+++ Extracted records

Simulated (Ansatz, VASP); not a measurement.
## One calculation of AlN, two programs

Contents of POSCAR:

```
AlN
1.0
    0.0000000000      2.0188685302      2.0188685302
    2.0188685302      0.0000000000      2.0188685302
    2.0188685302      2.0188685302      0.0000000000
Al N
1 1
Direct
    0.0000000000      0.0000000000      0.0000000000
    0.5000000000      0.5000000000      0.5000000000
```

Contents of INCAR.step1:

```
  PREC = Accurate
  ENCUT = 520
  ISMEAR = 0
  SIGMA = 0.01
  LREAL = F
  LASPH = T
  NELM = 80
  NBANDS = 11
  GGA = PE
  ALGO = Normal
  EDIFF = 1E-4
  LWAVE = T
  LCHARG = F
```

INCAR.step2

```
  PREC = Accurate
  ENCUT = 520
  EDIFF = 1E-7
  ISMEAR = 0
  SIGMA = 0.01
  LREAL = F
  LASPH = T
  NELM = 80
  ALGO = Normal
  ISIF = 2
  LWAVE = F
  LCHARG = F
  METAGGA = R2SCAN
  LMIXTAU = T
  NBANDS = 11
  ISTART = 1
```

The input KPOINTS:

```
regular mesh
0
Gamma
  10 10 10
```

++++++

■ **Task item**
Your response should consist of the whole listing, repeated exactly.

■ **Answer space**
Simulated (Ansatz, VASP); not a measurement.
## One calculation of AlN, two programs

Contents of POSCAR:

```
AlN
1.0
    0.0000000000      2.0188685302      2.0188685302
    2.0188685302      0.0000000000      2.0188685302
    2.0188685302      2.0188685302      0.0000000000
Al N
1 1
Direct
    0.0000000000      0.0000000000      0.0000000000
    0.5000000000      0.5000000000      0.5000000000
```

Contents of INCAR.step1:

```
  PREC = Accurate
  ENCUT = 520
  ISMEAR = 0
  SIGMA = 0.01
  LREAL = F
  LASPH = T
  NELM = 80
  NBANDS = 11
  GGA = PE
  ALGO = Normal
  EDIFF = 1E-4
  LWAVE = T
  LCHARG = F
```

INCAR.step2

```
  PREC = Accurate
  ENCUT = 520
  EDIFF = 1E-7
  ISMEAR = 0
  SIGMA = 0.01
  LREAL = F
  LASPH = T
  NELM = 80
  ALGO = Normal
  ISIF = 2
  LWAVE = F
  LCHARG = F
  METAGGA = R2SCAN
  LMIXTAU = T
  NBANDS = 11
  ISTART = 1
```

The input KPOINTS:

```
regular mesh
0
Gamma
  10 10 10
```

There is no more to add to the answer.